■ **Data section**
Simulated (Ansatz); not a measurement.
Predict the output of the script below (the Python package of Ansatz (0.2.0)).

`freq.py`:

■ **Assigned task**
Copy all of the data exactly. Skip nothing.

■ **Your response**
Simulated (Ansatz); not a measurement.
Predict the output of the script below (the Python package of Ansatz (0.2.0)).

`freq.py`:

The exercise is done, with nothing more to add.